▶ Activity: All of the lines below should be printed again exactly as they are.

══ Data ══
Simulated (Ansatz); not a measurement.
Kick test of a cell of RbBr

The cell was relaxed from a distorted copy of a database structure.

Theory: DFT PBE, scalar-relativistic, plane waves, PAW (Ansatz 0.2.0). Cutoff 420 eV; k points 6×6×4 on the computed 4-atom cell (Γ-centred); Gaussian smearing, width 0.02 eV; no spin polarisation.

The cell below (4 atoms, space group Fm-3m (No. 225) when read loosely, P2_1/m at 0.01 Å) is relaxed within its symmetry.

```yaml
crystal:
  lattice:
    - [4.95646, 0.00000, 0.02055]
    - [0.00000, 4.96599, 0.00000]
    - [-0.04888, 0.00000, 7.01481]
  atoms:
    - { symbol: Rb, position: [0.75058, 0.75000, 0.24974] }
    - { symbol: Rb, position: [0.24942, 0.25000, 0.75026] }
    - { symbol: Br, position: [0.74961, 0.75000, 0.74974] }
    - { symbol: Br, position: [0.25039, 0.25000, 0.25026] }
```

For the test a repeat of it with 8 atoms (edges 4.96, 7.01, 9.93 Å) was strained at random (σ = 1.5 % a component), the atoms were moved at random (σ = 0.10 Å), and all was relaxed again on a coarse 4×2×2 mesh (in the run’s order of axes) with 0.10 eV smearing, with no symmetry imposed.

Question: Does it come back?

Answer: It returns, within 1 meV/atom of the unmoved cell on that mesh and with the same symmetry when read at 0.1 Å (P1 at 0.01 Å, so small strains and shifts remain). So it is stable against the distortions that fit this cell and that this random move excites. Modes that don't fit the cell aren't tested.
═══

▶ Task result:
Simulated (Ansatz); not a measurement.
Kick test of a cell of RbBr

The cell was relaxed from a distorted copy of a database structure.

Theory: DFT PBE, scalar-relativistic, plane waves, PAW (Ansatz 0.2.0). Cutoff 420 eV; k points 6×6×4 on the computed 4-atom cell (Γ-centred); Gaussian smearing, width 0.02 eV; no spin polarisation.

The cell below (4 atoms, space group Fm-3m (No. 225) when read loosely, P2_1/m at 0.01 Å) is relaxed within its symmetry.

```yaml
crystal:
  lattice:
    - [4.95646, 0.00000, 0.02055]
    - [0.00000, 4.96599, 0.00000]
    - [-0.04888, 0.00000, 7.01481]
  atoms:
    - { symbol: Rb, position: [0.75058, 0.75000, 0.24974] }
    - { symbol: Rb, position: [0.24942, 0.25000, 0.75026] }
    - { symbol: Br, position: [0.74961, 0.75000, 0.74974] }
    - { symbol: Br, position: [0.25039, 0.25000, 0.25026] }
```

For the test a repeat of it with 8 atoms (edges 4.96, 7.01, 9.93 Å) was strained at random (σ = 1.5 % a component), the atoms were moved at random (σ = 0.10 Å), and all was relaxed again on a coarse 4×2×2 mesh (in the run’s order of axes) with 0.10 eV smearing, with no symmetry imposed.

Question: Does it come back?

Answer: It returns, within 1 meV/atom of the unmoved cell on that mesh and with the same symmetry when read at 0.1 Å (P1 at 0.01 Å, so small strains and shifts remain). So it is stable against the distortions that fit this cell and that this random move excites. Modes that don't fit the cell aren't tested.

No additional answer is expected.